*** RECORDS SUPPLIED Section Begins ***
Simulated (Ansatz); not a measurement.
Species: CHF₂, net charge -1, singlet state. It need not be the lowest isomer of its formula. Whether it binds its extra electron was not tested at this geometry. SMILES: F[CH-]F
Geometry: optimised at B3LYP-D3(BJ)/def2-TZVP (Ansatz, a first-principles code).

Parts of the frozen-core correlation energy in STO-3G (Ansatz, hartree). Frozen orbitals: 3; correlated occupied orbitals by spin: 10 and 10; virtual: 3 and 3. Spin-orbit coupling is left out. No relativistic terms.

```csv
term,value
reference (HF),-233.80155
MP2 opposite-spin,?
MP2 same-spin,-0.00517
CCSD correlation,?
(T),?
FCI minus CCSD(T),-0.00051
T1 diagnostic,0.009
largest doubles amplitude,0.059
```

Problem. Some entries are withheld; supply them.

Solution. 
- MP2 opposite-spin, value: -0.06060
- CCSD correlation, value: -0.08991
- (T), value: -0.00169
*** RECORDS SUPPLIED Section Ends ***

» ACTION ITEM: Only the lines from the first line of the records through the line containing "- CCSD correlation, value: -0.08991" should be repeated, exactly as they appear.

» TASK RESPONSE:
Simulated (Ansatz); not a measurement.
Species: CHF₂, net charge -1, singlet state. It need not be the lowest isomer of its formula. Whether it binds its extra electron was not tested at this geometry. SMILES: F[CH-]F
Geometry: optimised at B3LYP-D3(BJ)/def2-TZVP (Ansatz, a first-principles code).

Parts of the frozen-core correlation energy in STO-3G (Ansatz, hartree). Frozen orbitals: 3; correlated occupied orbitals by spin: 10 and 10; virtual: 3 and 3. Spin-orbit coupling is left out. No relativistic terms.

```csv
term,value
reference (HF),-233.80155
MP2 opposite-spin,?
MP2 same-spin,-0.00517
CCSD correlation,?
(T),?
FCI minus CCSD(T),-0.00051
T1 diagnostic,0.009
largest doubles amplitude,0.059
```

Problem. Some entries are withheld; supply them.

Solution. 
- MP2 opposite-spin, value: -0.06060
- CCSD correlation, value: -0.08991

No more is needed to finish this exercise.